→ DATA SHOWN
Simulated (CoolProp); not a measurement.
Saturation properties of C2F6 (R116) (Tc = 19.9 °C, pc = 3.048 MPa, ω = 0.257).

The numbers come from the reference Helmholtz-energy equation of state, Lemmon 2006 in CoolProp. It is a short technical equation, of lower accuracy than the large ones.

→ REQUIREMENT
What is needed is an exact, complete copy of the entries above.

→ EXERCISE RESPONSE
Simulated (CoolProp); not a measurement.
Saturation properties of C2F6 (R116) (Tc = 19.9 °C, pc = 3.048 MPa, ω = 0.257).

The numbers come from the reference Helmholtz-energy equation of state, Lemmon 2006 in CoolProp. It is a short technical equation, of lower accuracy than the large ones.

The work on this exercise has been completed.